= Dataset excerpts =
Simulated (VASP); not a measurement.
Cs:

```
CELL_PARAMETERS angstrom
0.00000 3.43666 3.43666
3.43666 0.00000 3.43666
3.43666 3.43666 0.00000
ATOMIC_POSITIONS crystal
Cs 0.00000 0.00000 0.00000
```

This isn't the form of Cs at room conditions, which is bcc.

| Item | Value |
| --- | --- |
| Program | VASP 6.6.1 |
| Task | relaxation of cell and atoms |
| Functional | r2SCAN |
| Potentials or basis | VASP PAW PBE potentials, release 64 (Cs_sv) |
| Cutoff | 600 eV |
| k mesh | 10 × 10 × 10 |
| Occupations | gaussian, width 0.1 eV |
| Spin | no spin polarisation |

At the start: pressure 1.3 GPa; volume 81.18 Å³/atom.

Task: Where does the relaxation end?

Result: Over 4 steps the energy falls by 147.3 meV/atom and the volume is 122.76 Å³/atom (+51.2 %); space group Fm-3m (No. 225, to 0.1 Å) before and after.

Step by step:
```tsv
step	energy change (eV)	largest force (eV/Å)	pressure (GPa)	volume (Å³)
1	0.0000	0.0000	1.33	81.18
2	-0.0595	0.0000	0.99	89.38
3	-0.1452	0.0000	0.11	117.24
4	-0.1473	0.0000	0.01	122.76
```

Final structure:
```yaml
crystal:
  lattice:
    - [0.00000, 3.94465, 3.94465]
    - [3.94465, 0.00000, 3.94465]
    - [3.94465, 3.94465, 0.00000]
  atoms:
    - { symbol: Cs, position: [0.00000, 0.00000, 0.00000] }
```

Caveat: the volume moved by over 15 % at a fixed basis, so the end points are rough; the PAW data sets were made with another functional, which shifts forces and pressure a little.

= Work request =
Please copy only these lines, exactly: the first line of the records through the line containing "Task: Where does the relaxation end?", ends included.

= Task response =
Simulated (VASP); not a measurement.
Cs:

```
CELL_PARAMETERS angstrom
0.00000 3.43666 3.43666
3.43666 0.00000 3.43666
3.43666 3.43666 0.00000
ATOMIC_POSITIONS crystal
Cs 0.00000 0.00000 0.00000
```

This isn't the form of Cs at room conditions, which is bcc.

| Item | Value |
| --- | --- |
| Program | VASP 6.6.1 |
| Task | relaxation of cell and atoms |
| Functional | r2SCAN |
| Potentials or basis | VASP PAW PBE potentials, release 64 (Cs_sv) |
| Cutoff | 600 eV |
| k mesh | 10 × 10 × 10 |
| Occupations | gaussian, width 0.1 eV |
| Spin | no spin polarisation |

At the start: pressure 1.3 GPa; volume 81.18 Å³/atom.

Task: Where does the relaxation end?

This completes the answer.